Action item - I'd like an exact copy of every line from the start of the entries below through the line containing "Space group F-43m", please.

Data records -
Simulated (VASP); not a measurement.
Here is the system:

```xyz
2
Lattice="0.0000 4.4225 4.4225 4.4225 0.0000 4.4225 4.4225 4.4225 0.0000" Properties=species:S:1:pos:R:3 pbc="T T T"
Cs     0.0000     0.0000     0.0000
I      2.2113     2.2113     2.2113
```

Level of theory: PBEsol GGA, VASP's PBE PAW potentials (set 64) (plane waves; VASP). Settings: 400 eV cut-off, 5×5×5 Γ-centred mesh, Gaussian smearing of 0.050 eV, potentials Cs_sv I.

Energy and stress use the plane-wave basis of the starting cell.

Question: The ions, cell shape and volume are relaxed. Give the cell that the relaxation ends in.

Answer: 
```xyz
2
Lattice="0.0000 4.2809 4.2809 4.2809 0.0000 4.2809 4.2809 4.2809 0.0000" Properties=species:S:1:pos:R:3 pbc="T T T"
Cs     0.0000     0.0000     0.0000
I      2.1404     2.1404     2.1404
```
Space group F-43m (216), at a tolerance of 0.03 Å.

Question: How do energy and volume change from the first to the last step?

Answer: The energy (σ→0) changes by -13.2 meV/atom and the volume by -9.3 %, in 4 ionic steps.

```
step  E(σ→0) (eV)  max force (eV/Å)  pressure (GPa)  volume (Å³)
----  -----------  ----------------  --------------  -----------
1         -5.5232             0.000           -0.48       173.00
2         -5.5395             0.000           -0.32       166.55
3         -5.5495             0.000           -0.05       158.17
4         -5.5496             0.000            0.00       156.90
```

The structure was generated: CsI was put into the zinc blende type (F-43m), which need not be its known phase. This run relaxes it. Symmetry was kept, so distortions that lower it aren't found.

Exercise answer -
Simulated (VASP); not a measurement.
Here is the system:

```xyz
2
Lattice="0.0000 4.4225 4.4225 4.4225 0.0000 4.4225 4.4225 4.4225 0.0000" Properties=species:S:1:pos:R:3 pbc="T T T"
Cs     0.0000     0.0000     0.0000
I      2.2113     2.2113     2.2113
```

Level of theory: PBEsol GGA, VASP's PBE PAW potentials (set 64) (plane waves; VASP). Settings: 400 eV cut-off, 5×5×5 Γ-centred mesh, Gaussian smearing of 0.050 eV, potentials Cs_sv I.

Energy and stress use the plane-wave basis of the starting cell.

Question: The ions, cell shape and volume are relaxed. Give the cell that the relaxation ends in.

Answer: 
```xyz
2
Lattice="0.0000 4.2809 4.2809 4.2809 0.0000 4.2809 4.2809 4.2809 0.0000" Properties=species:S:1:pos:R:3 pbc="T T T"
Cs     0.0000     0.0000     0.0000
I      2.1404     2.1404     2.1404
```
Space group F-43m (216), at a tolerance of 0.03 Å.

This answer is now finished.